• Brief: A single stretch of the material below is to be transcribed exactly, starting at the line with "(GPa) | 145.6 |" and ending after the line with "Both programs put".

• Material shown:
--
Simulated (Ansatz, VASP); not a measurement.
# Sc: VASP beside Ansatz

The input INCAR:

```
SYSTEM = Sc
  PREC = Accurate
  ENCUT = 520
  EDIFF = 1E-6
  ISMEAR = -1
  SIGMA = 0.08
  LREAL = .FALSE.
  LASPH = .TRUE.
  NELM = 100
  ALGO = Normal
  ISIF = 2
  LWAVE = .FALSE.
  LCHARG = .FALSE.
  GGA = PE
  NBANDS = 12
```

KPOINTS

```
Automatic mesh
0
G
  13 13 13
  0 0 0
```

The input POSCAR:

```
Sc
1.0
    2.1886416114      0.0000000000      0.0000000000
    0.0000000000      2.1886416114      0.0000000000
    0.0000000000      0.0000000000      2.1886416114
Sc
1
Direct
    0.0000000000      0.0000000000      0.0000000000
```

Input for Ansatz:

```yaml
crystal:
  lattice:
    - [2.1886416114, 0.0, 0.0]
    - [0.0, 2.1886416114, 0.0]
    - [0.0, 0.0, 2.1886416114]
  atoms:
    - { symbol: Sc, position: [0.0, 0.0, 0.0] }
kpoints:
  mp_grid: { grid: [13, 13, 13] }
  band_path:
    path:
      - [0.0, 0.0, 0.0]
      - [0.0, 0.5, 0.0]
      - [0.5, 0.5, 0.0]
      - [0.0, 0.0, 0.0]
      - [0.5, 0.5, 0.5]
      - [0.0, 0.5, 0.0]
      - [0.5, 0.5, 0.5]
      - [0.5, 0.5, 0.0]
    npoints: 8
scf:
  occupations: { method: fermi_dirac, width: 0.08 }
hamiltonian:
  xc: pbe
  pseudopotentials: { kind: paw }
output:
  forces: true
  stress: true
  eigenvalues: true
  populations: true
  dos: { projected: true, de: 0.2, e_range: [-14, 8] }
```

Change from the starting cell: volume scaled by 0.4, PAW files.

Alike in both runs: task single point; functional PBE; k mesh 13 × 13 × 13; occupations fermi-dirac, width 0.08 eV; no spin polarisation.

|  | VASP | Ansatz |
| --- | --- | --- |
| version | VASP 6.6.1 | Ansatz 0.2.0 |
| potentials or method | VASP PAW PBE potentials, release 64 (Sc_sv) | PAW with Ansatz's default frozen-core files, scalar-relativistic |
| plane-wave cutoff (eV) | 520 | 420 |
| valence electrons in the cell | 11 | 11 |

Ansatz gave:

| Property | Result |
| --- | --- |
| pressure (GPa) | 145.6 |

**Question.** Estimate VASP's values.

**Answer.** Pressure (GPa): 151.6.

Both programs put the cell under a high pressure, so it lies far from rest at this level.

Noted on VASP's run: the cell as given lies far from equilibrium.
--

• Answer section:
| pressure (GPa) | 145.6 |

**Question.** Estimate VASP's values.

**Answer.** Pressure (GPa): 151.6.

Both programs put the cell under a high pressure, so it lies far from rest at this level.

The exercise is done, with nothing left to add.